▶ [Provided records]
####

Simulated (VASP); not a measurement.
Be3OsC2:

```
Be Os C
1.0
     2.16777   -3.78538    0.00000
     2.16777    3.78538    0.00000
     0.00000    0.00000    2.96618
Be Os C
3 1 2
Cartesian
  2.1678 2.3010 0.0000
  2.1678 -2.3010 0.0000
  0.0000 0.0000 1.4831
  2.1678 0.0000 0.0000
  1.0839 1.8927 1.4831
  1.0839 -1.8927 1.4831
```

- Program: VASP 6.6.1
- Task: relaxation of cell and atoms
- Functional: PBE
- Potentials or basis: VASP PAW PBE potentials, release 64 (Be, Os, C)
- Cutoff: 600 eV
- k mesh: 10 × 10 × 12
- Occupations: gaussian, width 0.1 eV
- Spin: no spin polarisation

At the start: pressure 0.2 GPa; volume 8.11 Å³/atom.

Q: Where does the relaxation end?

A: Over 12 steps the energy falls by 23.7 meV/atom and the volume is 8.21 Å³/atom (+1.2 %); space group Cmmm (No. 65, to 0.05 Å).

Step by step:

####

▶ [Activity] There is a line with "- Cutoff: 600 eV" and a line with "A: Over 12 steps" above. Copy exactly those two lines and all lines between them, with nothing else.

▶ [Answer box]
- Cutoff: 600 eV
- k mesh: 10 × 10 × 12
- Occupations: gaussian, width 0.1 eV
- Spin: no spin polarisation

At the start: pressure 0.2 GPa; volume 8.11 Å³/atom.

Q: Where does the relaxation end?

A: Over 12 steps the energy falls by 23.7 meV/atom and the volume is 8.21 Å³/atom (+1.2 %); space group Cmmm (No. 65, to 0.05 Å).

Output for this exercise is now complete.